=-=-=-=-=
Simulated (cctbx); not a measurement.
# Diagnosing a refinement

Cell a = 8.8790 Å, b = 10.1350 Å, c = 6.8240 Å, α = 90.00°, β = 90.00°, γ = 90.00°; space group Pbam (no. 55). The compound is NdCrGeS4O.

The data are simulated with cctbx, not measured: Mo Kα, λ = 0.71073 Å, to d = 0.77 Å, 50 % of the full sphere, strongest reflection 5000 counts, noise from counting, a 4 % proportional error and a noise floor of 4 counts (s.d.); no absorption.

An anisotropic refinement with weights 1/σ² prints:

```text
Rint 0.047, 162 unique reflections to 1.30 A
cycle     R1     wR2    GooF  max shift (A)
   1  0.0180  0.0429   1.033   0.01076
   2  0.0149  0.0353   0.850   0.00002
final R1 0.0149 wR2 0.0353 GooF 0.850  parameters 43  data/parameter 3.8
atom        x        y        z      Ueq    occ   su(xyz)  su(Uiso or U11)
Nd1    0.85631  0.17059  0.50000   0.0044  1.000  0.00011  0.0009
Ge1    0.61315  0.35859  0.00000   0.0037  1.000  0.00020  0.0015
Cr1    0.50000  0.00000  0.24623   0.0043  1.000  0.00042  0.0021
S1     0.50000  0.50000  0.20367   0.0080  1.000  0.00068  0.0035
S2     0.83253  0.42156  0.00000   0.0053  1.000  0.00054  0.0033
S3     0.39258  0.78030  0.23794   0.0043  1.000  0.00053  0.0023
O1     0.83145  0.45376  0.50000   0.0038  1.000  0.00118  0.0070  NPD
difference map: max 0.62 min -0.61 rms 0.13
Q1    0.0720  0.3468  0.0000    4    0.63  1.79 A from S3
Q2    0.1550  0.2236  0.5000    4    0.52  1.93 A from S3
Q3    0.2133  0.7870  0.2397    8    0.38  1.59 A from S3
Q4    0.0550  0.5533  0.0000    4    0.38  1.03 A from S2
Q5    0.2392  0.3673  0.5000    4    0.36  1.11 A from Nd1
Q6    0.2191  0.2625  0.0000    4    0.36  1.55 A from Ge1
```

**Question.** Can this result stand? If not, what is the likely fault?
=-=-=-=-=

- _REQUIREMENT_
All lines from the top of the data through the line containing "Cell a = 8.8790" need to be retyped exactly, and nothing more.

- _PROBLEM SOLUTION_
Simulated (cctbx); not a measurement.
# Diagnosing a refinement

Cell a = 8.8790 Å, b = 10.1350 Å, c = 6.8240 Å, α = 90.00°, β = 90.00°, γ = 90.00°; space group Pbam (no. 55). The compound is NdCrGeS4O.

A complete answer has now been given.